Of the records that follow, copy only the lines from the line containing "6 | 0.71 s |" to the line containing "A dash marks", both included, exactly as written.

◆ **Data listing**:
===============
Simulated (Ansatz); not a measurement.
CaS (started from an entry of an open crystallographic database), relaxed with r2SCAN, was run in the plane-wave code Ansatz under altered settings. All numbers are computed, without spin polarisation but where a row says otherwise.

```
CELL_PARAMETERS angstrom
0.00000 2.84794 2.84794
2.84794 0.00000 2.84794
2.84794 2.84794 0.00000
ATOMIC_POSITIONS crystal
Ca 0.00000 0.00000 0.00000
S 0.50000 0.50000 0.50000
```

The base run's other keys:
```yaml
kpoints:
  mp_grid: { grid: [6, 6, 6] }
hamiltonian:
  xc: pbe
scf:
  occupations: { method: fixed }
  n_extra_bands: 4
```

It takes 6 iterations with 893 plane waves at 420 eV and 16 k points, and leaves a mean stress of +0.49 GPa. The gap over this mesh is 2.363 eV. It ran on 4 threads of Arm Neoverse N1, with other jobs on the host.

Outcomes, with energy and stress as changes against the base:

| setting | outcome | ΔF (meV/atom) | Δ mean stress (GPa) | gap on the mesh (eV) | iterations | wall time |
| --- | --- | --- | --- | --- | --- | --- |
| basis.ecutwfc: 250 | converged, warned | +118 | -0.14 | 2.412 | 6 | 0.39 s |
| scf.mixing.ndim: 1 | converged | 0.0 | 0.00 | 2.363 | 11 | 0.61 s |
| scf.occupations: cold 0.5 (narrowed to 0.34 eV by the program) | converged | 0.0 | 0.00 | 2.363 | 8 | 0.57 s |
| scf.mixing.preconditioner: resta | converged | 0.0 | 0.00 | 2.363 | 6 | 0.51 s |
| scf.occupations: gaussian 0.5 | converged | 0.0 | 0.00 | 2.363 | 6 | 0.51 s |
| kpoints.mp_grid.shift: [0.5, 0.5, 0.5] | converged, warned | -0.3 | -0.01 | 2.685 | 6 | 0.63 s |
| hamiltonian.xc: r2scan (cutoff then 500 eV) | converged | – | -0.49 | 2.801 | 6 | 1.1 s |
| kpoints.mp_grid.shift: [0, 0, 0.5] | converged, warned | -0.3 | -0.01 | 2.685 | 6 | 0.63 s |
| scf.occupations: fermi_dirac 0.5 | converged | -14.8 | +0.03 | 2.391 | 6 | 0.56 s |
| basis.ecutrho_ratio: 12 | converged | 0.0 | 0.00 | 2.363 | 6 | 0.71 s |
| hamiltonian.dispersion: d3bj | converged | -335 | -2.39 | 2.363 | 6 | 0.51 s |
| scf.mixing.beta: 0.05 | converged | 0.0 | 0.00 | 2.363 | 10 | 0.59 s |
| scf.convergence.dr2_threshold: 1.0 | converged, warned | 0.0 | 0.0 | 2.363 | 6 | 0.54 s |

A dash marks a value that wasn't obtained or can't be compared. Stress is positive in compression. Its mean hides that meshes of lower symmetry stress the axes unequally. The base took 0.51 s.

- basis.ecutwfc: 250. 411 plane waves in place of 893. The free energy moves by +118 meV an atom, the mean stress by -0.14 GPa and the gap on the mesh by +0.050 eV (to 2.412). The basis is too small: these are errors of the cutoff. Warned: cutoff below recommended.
===============

◆ **Result**:
| basis.ecutrho_ratio: 12 | converged | 0.0 | 0.00 | 2.363 | 6 | 0.71 s |
| hamiltonian.dispersion: d3bj | converged | -335 | -2.39 | 2.363 | 6 | 0.51 s |
| scf.mixing.beta: 0.05 | converged | 0.0 | 0.00 | 2.363 | 10 | 0.59 s |
| scf.convergence.dr2_threshold: 1.0 | converged, warned | 0.0 | 0.0 | 2.363 | 6 | 0.54 s |

A dash marks a value that wasn't obtained or can't be compared. Stress is positive in compression. Its mean hides that meshes of lower symmetry stress the axes unequally. The base took 0.51 s.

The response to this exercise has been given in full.